################

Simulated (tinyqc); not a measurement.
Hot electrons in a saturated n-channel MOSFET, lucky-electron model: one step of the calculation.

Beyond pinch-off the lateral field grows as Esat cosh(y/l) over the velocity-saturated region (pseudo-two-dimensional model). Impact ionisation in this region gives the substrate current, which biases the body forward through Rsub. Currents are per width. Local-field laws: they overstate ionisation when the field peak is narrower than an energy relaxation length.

################

### WORK TASK
Every record above is to be transcribed exactly.

### ANSWER BOX
Simulated (tinyqc); not a measurement.
Hot electrons in a saturated n-channel MOSFET, lucky-electron model: one step of the calculation.

Beyond pinch-off the lateral field grows as Esat cosh(y/l) over the velocity-saturated region (pseudo-two-dimensional model). Impact ionisation in this region gives the substrate current, which biases the body forward through Rsub. Currents are per width. Local-field laws: they overstate ionisation when the field peak is narrower than an energy relaxation length.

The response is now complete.